* **REQUIRED ACTION**
In the listing below, the lines starting with the line with "- Couplings: largest" and going on through the line with "Problem. Propose a" are to be reproduced exactly, and only those.

* **INFORMATION GIVEN**
*** Begin section ***

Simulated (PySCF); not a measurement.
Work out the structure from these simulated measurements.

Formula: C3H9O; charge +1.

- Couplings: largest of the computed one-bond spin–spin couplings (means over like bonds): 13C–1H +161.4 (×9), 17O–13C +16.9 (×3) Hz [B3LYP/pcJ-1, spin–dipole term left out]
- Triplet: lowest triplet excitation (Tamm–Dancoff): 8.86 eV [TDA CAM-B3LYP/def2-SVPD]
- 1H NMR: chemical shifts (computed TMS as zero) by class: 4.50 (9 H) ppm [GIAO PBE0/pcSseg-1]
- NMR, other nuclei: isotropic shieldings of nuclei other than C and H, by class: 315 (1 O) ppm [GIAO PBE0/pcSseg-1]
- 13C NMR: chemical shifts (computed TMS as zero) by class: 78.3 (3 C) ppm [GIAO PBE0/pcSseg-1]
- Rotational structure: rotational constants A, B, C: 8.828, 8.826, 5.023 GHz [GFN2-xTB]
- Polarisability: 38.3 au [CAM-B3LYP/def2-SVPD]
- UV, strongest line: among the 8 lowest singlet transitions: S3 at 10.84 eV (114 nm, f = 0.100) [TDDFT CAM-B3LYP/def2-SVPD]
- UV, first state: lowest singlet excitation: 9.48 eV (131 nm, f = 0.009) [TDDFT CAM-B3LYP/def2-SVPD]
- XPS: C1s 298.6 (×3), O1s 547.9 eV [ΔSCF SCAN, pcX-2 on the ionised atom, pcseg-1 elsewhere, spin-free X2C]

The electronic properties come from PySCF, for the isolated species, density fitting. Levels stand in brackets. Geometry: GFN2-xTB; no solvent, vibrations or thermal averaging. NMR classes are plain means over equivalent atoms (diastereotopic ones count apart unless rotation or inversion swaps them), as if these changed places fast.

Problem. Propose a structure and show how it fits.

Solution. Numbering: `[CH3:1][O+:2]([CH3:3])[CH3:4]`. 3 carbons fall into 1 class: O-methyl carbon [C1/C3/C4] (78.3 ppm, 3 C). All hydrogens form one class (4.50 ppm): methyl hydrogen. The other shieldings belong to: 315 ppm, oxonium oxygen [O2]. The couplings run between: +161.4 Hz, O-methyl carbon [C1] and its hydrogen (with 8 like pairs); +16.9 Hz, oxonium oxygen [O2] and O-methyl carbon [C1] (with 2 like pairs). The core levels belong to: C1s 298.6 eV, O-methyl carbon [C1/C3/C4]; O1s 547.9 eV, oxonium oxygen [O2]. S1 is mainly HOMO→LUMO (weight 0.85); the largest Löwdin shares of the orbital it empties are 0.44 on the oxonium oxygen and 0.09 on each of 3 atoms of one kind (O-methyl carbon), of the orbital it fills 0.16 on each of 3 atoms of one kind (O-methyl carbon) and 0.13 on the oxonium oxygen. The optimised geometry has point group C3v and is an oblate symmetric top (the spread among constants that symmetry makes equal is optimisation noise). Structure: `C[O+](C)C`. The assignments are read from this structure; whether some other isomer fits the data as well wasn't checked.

*** End section ***

* **TASK SOLUTION**
- Couplings: largest of the computed one-bond spin–spin couplings (means over like bonds): 13C–1H +161.4 (×9), 17O–13C +16.9 (×3) Hz [B3LYP/pcJ-1, spin–dipole term left out]
- Triplet: lowest triplet excitation (Tamm–Dancoff): 8.86 eV [TDA CAM-B3LYP/def2-SVPD]
- 1H NMR: chemical shifts (computed TMS as zero) by class: 4.50 (9 H) ppm [GIAO PBE0/pcSseg-1]
- NMR, other nuclei: isotropic shieldings of nuclei other than C and H, by class: 315 (1 O) ppm [GIAO PBE0/pcSseg-1]
- 13C NMR: chemical shifts (computed TMS as zero) by class: 78.3 (3 C) ppm [GIAO PBE0/pcSseg-1]
- Rotational structure: rotational constants A, B, C: 8.828, 8.826, 5.023 GHz [GFN2-xTB]
- Polarisability: 38.3 au [CAM-B3LYP/def2-SVPD]
- UV, strongest line: among the 8 lowest singlet transitions: S3 at 10.84 eV (114 nm, f = 0.100) [TDDFT CAM-B3LYP/def2-SVPD]
- UV, first state: lowest singlet excitation: 9.48 eV (131 nm, f = 0.009) [TDDFT CAM-B3LYP/def2-SVPD]
- XPS: C1s 298.6 (×3), O1s 547.9 eV [ΔSCF SCAN, pcX-2 on the ionised atom, pcseg-1 elsewhere, spin-free X2C]

The electronic properties come from PySCF, for the isolated species, density fitting. Levels stand in brackets. Geometry: GFN2-xTB; no solvent, vibrations or thermal averaging. NMR classes are plain means over equivalent atoms (diastereotopic ones count apart unless rotation or inversion swaps them), as if these changed places fast.

Problem. Propose a structure and show how it fits.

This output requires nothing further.